[INFORMATION PROVIDED]
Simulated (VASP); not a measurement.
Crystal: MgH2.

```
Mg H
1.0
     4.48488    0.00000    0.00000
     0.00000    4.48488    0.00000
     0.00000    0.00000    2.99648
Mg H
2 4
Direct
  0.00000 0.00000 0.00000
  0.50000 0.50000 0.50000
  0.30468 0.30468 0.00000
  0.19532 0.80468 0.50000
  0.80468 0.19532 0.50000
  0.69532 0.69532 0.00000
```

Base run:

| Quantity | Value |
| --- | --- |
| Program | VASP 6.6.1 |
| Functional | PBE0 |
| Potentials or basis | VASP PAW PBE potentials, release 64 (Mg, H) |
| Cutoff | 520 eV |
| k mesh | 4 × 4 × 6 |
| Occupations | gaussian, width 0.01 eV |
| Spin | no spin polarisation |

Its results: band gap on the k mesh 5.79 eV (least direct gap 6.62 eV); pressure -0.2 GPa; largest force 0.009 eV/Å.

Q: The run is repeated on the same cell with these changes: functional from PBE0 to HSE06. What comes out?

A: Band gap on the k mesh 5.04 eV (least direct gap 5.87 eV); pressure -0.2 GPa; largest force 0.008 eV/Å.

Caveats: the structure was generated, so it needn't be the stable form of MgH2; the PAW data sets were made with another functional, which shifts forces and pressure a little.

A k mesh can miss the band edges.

[WORK ORDER]
Return only the lines spanning from the first line of the material through the line with "Caveats: the structure", copied exactly, both ends kept.

[RESPONSE AREA]
Simulated (VASP); not a measurement.
Crystal: MgH2.

```
Mg H
1.0
     4.48488    0.00000    0.00000
     0.00000    4.48488    0.00000
     0.00000    0.00000    2.99648
Mg H
2 4
Direct
  0.00000 0.00000 0.00000
  0.50000 0.50000 0.50000
  0.30468 0.30468 0.00000
  0.19532 0.80468 0.50000
  0.80468 0.19532 0.50000
  0.69532 0.69532 0.00000
```

Base run:

| Quantity | Value |
| --- | --- |
| Program | VASP 6.6.1 |
| Functional | PBE0 |
| Potentials or basis | VASP PAW PBE potentials, release 64 (Mg, H) |
| Cutoff | 520 eV |
| k mesh | 4 × 4 × 6 |
| Occupations | gaussian, width 0.01 eV |
| Spin | no spin polarisation |

Its results: band gap on the k mesh 5.79 eV (least direct gap 6.62 eV); pressure -0.2 GPa; largest force 0.009 eV/Å.

Q: The run is repeated on the same cell with these changes: functional from PBE0 to HSE06. What comes out?

A: Band gap on the k mesh 5.04 eV (least direct gap 5.87 eV); pressure -0.2 GPa; largest force 0.008 eV/Å.

Caveats: the structure was generated, so it needn't be the stable form of MgH2; the PAW data sets were made with another functional, which shifts forces and pressure a little.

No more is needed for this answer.